WORK INSTRUCTION: Please repeat the lines below, exactly and only, from the one that holds "## Calculated data, AlGa3N4" through the one that holds "Computed with Own-DFT".

MATERIAL SHOWN:
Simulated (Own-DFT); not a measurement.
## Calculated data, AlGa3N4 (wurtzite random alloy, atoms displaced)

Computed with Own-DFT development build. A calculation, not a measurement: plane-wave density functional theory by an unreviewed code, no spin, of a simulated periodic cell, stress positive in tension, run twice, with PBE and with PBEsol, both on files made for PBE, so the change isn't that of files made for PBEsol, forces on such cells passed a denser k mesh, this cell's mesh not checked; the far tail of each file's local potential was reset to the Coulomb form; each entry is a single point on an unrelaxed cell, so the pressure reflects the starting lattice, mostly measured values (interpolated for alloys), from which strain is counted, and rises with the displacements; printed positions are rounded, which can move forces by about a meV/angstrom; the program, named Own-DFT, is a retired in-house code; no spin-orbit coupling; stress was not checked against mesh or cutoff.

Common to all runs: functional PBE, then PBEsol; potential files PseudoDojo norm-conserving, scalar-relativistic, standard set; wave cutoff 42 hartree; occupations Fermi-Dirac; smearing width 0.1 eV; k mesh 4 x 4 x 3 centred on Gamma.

EXERCISE SOLUTION:
## Calculated data, AlGa3N4 (wurtzite random alloy, atoms displaced)

Computed with Own-DFT development build. A calculation, not a measurement: plane-wave density functional theory by an unreviewed code, no spin, of a simulated periodic cell, stress positive in tension, run twice, with PBE and with PBEsol, both on files made for PBE, so the change isn't that of files made for PBEsol, forces on such cells passed a denser k mesh, this cell's mesh not checked; the far tail of each file's local potential was reset to the Coulomb form; each entry is a single point on an unrelaxed cell, so the pressure reflects the starting lattice, mostly measured values (interpolated for alloys), from which strain is counted, and rises with the displacements; printed positions are rounded, which can move forces by about a meV/angstrom; the program, named Own-DFT, is a retired in-house code; no spin-orbit coupling; stress was not checked against mesh or cutoff.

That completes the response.